▶ [Brief]
Please repeat the lines below, exactly and only, from the one that holds "none | none | - |" through the one that holds "Atom by atom".

▶ [Records shown]
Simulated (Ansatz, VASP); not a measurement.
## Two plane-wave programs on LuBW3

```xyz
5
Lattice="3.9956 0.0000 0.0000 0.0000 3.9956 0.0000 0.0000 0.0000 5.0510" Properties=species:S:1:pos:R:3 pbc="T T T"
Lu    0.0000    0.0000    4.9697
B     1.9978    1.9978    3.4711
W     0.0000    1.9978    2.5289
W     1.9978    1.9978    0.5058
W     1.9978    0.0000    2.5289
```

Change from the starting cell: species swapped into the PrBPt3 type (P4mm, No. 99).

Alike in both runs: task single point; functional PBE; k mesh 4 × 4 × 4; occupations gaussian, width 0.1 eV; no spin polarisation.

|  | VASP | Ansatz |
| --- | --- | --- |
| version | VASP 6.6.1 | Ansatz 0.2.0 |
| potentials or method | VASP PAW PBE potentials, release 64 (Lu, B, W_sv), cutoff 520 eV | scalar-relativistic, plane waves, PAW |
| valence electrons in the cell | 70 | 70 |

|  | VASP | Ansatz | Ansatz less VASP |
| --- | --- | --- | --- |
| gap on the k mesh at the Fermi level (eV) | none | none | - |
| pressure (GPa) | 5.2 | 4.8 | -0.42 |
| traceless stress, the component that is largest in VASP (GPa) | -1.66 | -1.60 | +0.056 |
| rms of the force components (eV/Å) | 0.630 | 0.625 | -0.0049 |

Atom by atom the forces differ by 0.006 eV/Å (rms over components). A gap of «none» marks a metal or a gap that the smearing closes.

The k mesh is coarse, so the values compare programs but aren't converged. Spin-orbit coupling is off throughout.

▶ [Exercise result]
| gap on the k mesh at the Fermi level (eV) | none | none | - |
| pressure (GPa) | 5.2 | 4.8 | -0.42 |
| traceless stress, the component that is largest in VASP (GPa) | -1.66 | -1.60 | +0.056 |
| rms of the force components (eV/Å) | 0.630 | 0.625 | -0.0049 |

Atom by atom the forces differ by 0.006 eV/Å (rms over components). A gap of «none» marks a metal or a gap that the smearing closes.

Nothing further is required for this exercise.